### Records provided
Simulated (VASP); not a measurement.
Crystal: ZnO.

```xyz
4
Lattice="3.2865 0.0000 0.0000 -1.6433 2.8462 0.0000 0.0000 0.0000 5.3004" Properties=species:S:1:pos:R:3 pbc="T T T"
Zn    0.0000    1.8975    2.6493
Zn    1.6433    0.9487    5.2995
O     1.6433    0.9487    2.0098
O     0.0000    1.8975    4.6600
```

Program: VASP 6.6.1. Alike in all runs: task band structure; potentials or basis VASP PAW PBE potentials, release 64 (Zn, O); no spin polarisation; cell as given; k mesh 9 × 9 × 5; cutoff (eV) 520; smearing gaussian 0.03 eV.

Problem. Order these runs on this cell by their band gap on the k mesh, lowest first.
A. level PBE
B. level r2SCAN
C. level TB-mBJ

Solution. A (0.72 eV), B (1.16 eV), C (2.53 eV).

### Work instruction
Write out each entry again, word for word.

### Answer area
Simulated (VASP); not a measurement.
Crystal: ZnO.

```xyz
4
Lattice="3.2865 0.0000 0.0000 -1.6433 2.8462 0.0000 0.0000 0.0000 5.3004" Properties=species:S:1:pos:R:3 pbc="T T T"
Zn    0.0000    1.8975    2.6493
Zn    1.6433    0.9487    5.2995
O     1.6433    0.9487    2.0098
O     0.0000    1.8975    4.6600
```

Program: VASP 6.6.1. Alike in all runs: task band structure; potentials or basis VASP PAW PBE potentials, release 64 (Zn, O); no spin polarisation; cell as given; k mesh 9 × 9 × 5; cutoff (eV) 520; smearing gaussian 0.03 eV.

Problem. Order these runs on this cell by their band gap on the k mesh, lowest first.
A. level PBE
B. level r2SCAN
C. level TB-mBJ

Solution. A (0.72 eV), B (1.16 eV), C (2.53 eV).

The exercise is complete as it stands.